Work order:
Find the line with "Vertical ionisation energy" and the line with "What range do the values span?" in the entries below; output exactly those two lines, every line between them, and no others.

* * * * * * * * *

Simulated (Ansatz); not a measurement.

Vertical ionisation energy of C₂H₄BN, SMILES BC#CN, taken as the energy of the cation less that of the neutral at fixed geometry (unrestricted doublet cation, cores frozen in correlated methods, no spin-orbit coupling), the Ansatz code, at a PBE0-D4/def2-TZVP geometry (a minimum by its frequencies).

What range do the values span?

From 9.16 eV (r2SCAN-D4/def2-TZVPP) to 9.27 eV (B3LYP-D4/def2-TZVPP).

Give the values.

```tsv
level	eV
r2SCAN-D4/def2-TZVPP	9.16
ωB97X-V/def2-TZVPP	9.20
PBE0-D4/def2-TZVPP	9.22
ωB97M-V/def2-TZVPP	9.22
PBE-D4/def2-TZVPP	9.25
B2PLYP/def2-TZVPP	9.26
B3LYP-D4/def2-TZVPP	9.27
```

* * * * * * * * *

Worked solution:
Vertical ionisation energy of C₂H₄BN, SMILES BC#CN, taken as the energy of the cation less that of the neutral at fixed geometry (unrestricted doublet cation, cores frozen in correlated methods, no spin-orbit coupling), the Ansatz code, at a PBE0-D4/def2-TZVP geometry (a minimum by its frequencies).

What range do the values span?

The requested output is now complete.